Take the lines from the beginning of the data below through the line holding "This step: RPA" and return exactly those.

====
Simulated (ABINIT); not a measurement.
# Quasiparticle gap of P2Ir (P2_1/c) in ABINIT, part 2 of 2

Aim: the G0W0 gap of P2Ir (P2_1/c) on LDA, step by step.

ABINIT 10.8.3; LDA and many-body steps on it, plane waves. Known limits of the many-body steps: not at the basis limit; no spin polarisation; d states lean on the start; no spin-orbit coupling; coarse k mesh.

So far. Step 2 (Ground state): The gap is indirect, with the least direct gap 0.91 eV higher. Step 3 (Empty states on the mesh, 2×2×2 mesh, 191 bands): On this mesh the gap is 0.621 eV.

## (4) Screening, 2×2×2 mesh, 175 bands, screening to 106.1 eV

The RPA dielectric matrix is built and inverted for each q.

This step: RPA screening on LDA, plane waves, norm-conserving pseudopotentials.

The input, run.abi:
====

Response:
Simulated (ABINIT); not a measurement.
# Quasiparticle gap of P2Ir (P2_1/c) in ABINIT, part 2 of 2

Aim: the G0W0 gap of P2Ir (P2_1/c) on LDA, step by step.

ABINIT 10.8.3; LDA and many-body steps on it, plane waves. Known limits of the many-body steps: not at the basis limit; no spin polarisation; d states lean on the start; no spin-orbit coupling; coarse k mesh.

So far. Step 2 (Ground state): The gap is indirect, with the least direct gap 0.91 eV higher. Step 3 (Empty states on the mesh, 2×2×2 mesh, 191 bands): On this mesh the gap is 0.621 eV.

## (4) Screening, 2×2×2 mesh, 175 bands, screening to 106.1 eV

The RPA dielectric matrix is built and inverted for each q.

This step: RPA screening on LDA, plane waves, norm-conserving pseudopotentials.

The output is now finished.